═══

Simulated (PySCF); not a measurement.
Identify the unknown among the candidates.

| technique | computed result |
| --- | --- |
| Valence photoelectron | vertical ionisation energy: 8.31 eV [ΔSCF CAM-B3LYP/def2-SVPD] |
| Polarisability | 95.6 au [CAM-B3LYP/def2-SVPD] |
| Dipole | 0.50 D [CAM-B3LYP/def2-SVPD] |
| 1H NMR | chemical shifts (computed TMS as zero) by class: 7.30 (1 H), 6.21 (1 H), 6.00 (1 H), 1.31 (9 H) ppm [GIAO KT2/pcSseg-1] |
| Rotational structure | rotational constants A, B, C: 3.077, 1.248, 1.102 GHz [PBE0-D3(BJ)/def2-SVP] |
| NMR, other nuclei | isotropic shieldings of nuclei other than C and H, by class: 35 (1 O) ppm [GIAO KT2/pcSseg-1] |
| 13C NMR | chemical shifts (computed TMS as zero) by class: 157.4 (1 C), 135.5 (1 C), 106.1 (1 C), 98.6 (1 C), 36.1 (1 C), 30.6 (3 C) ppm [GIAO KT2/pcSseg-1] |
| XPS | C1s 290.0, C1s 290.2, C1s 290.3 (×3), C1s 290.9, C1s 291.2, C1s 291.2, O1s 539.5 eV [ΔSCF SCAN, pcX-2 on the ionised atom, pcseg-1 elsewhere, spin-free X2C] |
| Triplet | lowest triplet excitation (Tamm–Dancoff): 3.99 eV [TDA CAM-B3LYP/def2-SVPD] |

═══

WORK REQUEST: Set down each line of the material above without a single alteration.

EXPECTED ANSWER:
Simulated (PySCF); not a measurement.
Identify the unknown among the candidates.

| technique | computed result |
| --- | --- |
| Valence photoelectron | vertical ionisation energy: 8.31 eV [ΔSCF CAM-B3LYP/def2-SVPD] |
| Polarisability | 95.6 au [CAM-B3LYP/def2-SVPD] |
| Dipole | 0.50 D [CAM-B3LYP/def2-SVPD] |
| 1H NMR | chemical shifts (computed TMS as zero) by class: 7.30 (1 H), 6.21 (1 H), 6.00 (1 H), 1.31 (9 H) ppm [GIAO KT2/pcSseg-1] |
| Rotational structure | rotational constants A, B, C: 3.077, 1.248, 1.102 GHz [PBE0-D3(BJ)/def2-SVP] |
| NMR, other nuclei | isotropic shieldings of nuclei other than C and H, by class: 35 (1 O) ppm [GIAO KT2/pcSseg-1] |
| 13C NMR | chemical shifts (computed TMS as zero) by class: 157.4 (1 C), 135.5 (1 C), 106.1 (1 C), 98.6 (1 C), 36.1 (1 C), 30.6 (3 C) ppm [GIAO KT2/pcSseg-1] |
| XPS | C1s 290.0, C1s 290.2, C1s 290.3 (×3), C1s 290.9, C1s 291.2, C1s 291.2, O1s 539.5 eV [ΔSCF SCAN, pcX-2 on the ionised atom, pcseg-1 elsewhere, spin-free X2C] |
| Triplet | lowest triplet excitation (Tamm–Dancoff): 3.99 eV [TDA CAM-B3LYP/def2-SVPD] |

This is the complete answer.